● Data:
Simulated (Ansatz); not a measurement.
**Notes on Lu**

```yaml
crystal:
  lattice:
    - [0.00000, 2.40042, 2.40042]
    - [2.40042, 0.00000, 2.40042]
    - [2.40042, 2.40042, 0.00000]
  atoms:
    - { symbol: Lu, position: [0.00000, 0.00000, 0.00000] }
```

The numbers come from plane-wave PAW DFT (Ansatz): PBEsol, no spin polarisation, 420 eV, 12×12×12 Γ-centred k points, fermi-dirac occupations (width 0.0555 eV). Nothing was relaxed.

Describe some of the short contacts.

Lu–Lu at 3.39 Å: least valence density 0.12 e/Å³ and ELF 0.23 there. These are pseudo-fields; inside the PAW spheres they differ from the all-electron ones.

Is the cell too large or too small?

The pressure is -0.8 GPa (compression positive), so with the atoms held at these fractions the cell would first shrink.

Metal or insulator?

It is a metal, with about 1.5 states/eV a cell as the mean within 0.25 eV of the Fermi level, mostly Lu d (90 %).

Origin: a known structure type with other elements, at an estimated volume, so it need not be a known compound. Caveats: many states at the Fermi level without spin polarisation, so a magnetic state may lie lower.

● Work item:
Give back each entry above precisely as it was written.

● Exercise solution:
Simulated (Ansatz); not a measurement.
**Notes on Lu**

```yaml
crystal:
  lattice:
    - [0.00000, 2.40042, 2.40042]
    - [2.40042, 0.00000, 2.40042]
    - [2.40042, 2.40042, 0.00000]
  atoms:
    - { symbol: Lu, position: [0.00000, 0.00000, 0.00000] }
```

The numbers come from plane-wave PAW DFT (Ansatz): PBEsol, no spin polarisation, 420 eV, 12×12×12 Γ-centred k points, fermi-dirac occupations (width 0.0555 eV). Nothing was relaxed.

Describe some of the short contacts.

Lu–Lu at 3.39 Å: least valence density 0.12 e/Å³ and ELF 0.23 there. These are pseudo-fields; inside the PAW spheres they differ from the all-electron ones.

Is the cell too large or too small?

The pressure is -0.8 GPa (compression positive), so with the atoms held at these fractions the cell would first shrink.

Metal or insulator?

It is a metal, with about 1.5 states/eV a cell as the mean within 0.25 eV of the Fermi level, mostly Lu d (90 %).

Origin: a known structure type with other elements, at an estimated volume, so it need not be a known compound. Caveats: many states at the Fermi level without spin polarisation, so a magnetic state may lie lower.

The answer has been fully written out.